Each line of the listing must be set down exactly as it stands.

GIVEN INFORMATION:
====
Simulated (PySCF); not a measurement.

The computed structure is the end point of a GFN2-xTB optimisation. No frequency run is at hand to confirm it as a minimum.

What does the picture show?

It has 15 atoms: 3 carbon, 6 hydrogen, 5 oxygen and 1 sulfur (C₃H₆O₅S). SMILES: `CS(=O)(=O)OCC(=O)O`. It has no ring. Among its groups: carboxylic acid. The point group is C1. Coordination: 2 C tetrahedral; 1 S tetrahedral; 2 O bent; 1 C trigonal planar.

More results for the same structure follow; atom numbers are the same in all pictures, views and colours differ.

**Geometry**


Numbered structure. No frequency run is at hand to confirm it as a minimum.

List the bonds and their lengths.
====

PROBLEM SOLUTION:
Simulated (PySCF); not a measurement.

The computed structure is the end point of a GFN2-xTB optimisation. No frequency run is at hand to confirm it as a minimum.

What does the picture show?

It has 15 atoms: 3 carbon, 6 hydrogen, 5 oxygen and 1 sulfur (C₃H₆O₅S). SMILES: `CS(=O)(=O)OCC(=O)O`. It has no ring. Among its groups: carboxylic acid. The point group is C1. Coordination: 2 C tetrahedral; 1 S tetrahedral; 2 O bent; 1 C trigonal planar.

More results for the same structure follow; atom numbers are the same in all pictures, views and colours differ.

**Geometry**


Numbered structure. No frequency run is at hand to confirm it as a minimum.

List the bonds and their lengths.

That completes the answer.